[[ DATA SUPPLIED, beginning ]]

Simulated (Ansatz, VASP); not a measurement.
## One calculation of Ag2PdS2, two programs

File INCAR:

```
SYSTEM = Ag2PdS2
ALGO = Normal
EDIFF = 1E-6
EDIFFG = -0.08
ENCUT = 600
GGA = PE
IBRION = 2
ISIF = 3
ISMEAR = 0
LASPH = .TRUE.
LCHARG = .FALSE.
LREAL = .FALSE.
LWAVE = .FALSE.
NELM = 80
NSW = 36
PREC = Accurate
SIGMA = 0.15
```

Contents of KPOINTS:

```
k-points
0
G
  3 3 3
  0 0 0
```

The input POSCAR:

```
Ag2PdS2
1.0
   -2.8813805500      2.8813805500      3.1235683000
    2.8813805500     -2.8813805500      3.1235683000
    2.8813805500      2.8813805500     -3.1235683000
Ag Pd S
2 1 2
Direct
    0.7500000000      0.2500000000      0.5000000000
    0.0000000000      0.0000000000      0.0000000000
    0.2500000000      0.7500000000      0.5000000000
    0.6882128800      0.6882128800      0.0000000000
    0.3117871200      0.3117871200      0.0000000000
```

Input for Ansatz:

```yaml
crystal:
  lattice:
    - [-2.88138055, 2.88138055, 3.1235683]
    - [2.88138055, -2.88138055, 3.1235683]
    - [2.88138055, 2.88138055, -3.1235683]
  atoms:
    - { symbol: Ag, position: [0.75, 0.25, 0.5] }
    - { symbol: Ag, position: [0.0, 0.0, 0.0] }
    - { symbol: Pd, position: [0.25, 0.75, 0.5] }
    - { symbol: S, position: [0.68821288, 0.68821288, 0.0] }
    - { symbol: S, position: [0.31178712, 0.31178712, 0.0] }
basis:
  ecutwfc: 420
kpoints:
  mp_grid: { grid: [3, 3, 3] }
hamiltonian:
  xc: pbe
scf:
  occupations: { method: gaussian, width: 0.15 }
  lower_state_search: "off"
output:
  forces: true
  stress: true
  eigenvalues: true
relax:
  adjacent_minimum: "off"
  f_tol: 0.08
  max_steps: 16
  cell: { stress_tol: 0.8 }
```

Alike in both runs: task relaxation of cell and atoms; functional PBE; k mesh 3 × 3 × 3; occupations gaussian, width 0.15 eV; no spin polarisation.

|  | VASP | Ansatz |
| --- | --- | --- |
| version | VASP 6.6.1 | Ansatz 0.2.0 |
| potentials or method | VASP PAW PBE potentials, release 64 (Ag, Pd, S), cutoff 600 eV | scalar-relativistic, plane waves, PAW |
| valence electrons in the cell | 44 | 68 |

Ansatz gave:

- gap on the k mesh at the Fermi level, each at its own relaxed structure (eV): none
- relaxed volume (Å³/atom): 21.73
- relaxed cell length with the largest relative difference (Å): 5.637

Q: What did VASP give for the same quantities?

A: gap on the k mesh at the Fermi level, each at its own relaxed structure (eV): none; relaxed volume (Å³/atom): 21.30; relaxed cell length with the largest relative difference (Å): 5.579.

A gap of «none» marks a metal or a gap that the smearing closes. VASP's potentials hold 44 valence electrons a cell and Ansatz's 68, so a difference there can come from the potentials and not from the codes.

[[ DATA SUPPLIED, end ]]

The answer must be a verbatim transcription of the entries above, from the first line through the line that contains "- relaxed volume (Å³/atom): 21.73", and nothing more.

Simulated (Ansatz, VASP); not a measurement.
## One calculation of Ag2PdS2, two programs

File INCAR:

```
SYSTEM = Ag2PdS2
ALGO = Normal
EDIFF = 1E-6
EDIFFG = -0.08
ENCUT = 600
GGA = PE
IBRION = 2
ISIF = 3
ISMEAR = 0
LASPH = .TRUE.
LCHARG = .FALSE.
LREAL = .FALSE.
LWAVE = .FALSE.
NELM = 80
NSW = 36
PREC = Accurate
SIGMA = 0.15
```

Contents of KPOINTS:

```
k-points
0
G
  3 3 3
  0 0 0
```

The input POSCAR:

```
Ag2PdS2
1.0
   -2.8813805500      2.8813805500      3.1235683000
    2.8813805500     -2.8813805500      3.1235683000
    2.8813805500      2.8813805500     -3.1235683000
Ag Pd S
2 1 2
Direct
    0.7500000000      0.2500000000      0.5000000000
    0.0000000000      0.0000000000      0.0000000000
    0.2500000000      0.7500000000      0.5000000000
    0.6882128800      0.6882128800      0.0000000000
    0.3117871200      0.3117871200      0.0000000000
```

Input for Ansatz:

```yaml
crystal:
  lattice:
    - [-2.88138055, 2.88138055, 3.1235683]
    - [2.88138055, -2.88138055, 3.1235683]
    - [2.88138055, 2.88138055, -3.1235683]
  atoms:
    - { symbol: Ag, position: [0.75, 0.25, 0.5] }
    - { symbol: Ag, position: [0.0, 0.0, 0.0] }
    - { symbol: Pd, position: [0.25, 0.75, 0.5] }
    - { symbol: S, position: [0.68821288, 0.68821288, 0.0] }
    - { symbol: S, position: [0.31178712, 0.31178712, 0.0] }
basis:
  ecutwfc: 420
kpoints:
  mp_grid: { grid: [3, 3, 3] }
hamiltonian:
  xc: pbe
scf:
  occupations: { method: gaussian, width: 0.15 }
  lower_state_search: "off"
output:
  forces: true
  stress: true
  eigenvalues: true
relax:
  adjacent_minimum: "off"
  f_tol: 0.08
  max_steps: 16
  cell: { stress_tol: 0.8 }
```

Alike in both runs: task relaxation of cell and atoms; functional PBE; k mesh 3 × 3 × 3; occupations gaussian, width 0.15 eV; no spin polarisation.

|  | VASP | Ansatz |
| --- | --- | --- |
| version | VASP 6.6.1 | Ansatz 0.2.0 |
| potentials or method | VASP PAW PBE potentials, release 64 (Ag, Pd, S), cutoff 600 eV | scalar-relativistic, plane waves, PAW |
| valence electrons in the cell | 44 | 68 |

Ansatz gave:

- gap on the k mesh at the Fermi level, each at its own relaxed structure (eV): none
- relaxed volume (Å³/atom): 21.73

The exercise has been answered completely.